Return verbatim all lines from the first one in the records to the line with "Method: RKS B3LYP-D4/6-31G* (Ansatz).", both ends kept.

:::

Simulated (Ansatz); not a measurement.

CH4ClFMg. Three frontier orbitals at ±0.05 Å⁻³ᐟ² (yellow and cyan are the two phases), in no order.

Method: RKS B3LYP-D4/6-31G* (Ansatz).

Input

:::

• [EXERCISE RESPONSE]:
Simulated (Ansatz); not a measurement.

CH4ClFMg. Three frontier orbitals at ±0.05 Å⁻³ᐟ² (yellow and cyan are the two phases), in no order.

Method: RKS B3LYP-D4/6-31G* (Ansatz).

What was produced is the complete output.